--- ACTIVITY ---
The entire listing below is to be transcribed without a single slip.

--- DATA RECORDS ---
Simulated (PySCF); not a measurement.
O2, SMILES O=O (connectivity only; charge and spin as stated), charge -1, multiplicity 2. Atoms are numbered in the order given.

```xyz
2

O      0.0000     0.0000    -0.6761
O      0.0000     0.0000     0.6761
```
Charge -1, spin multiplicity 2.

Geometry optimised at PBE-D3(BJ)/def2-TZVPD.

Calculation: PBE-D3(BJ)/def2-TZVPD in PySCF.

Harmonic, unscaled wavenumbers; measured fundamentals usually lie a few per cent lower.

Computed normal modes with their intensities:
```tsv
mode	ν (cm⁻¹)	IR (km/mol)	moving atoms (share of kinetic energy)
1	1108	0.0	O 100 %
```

--- RESPONSE ---
Simulated (PySCF); not a measurement.
O2, SMILES O=O (connectivity only; charge and spin as stated), charge -1, multiplicity 2. Atoms are numbered in the order given.

```xyz
2

O      0.0000     0.0000    -0.6761
O      0.0000     0.0000     0.6761
```
Charge -1, spin multiplicity 2.

Geometry optimised at PBE-D3(BJ)/def2-TZVPD.

Calculation: PBE-D3(BJ)/def2-TZVPD in PySCF.

Harmonic, unscaled wavenumbers; measured fundamentals usually lie a few per cent lower.

Computed normal modes with their intensities:
```tsv
mode	ν (cm⁻¹)	IR (km/mol)	moving atoms (share of kinetic energy)
1	1108	0.0	O 100 %
```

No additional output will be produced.